- Source data
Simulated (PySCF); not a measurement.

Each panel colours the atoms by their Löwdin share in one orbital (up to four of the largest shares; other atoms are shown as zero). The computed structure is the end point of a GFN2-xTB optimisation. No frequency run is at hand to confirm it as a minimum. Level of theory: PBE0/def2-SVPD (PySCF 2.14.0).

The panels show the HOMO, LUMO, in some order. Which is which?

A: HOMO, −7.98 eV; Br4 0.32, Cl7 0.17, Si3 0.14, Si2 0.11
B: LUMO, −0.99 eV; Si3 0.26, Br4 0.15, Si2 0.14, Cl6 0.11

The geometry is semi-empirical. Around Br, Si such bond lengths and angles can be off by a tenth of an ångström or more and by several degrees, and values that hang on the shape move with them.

- Work order
Copy each entry above exactly, character for character.

- Response area
Simulated (PySCF); not a measurement.

Each panel colours the atoms by their Löwdin share in one orbital (up to four of the largest shares; other atoms are shown as zero). The computed structure is the end point of a GFN2-xTB optimisation. No frequency run is at hand to confirm it as a minimum. Level of theory: PBE0/def2-SVPD (PySCF 2.14.0).

The panels show the HOMO, LUMO, in some order. Which is which?

A: HOMO, −7.98 eV; Br4 0.32, Cl7 0.17, Si3 0.14, Si2 0.11
B: LUMO, −0.99 eV; Si3 0.26, Br4 0.15, Si2 0.14, Cl6 0.11

The geometry is semi-empirical. Around Br, Si such bond lengths and angles can be off by a tenth of an ångström or more and by several degrees, and values that hang on the shape move with them.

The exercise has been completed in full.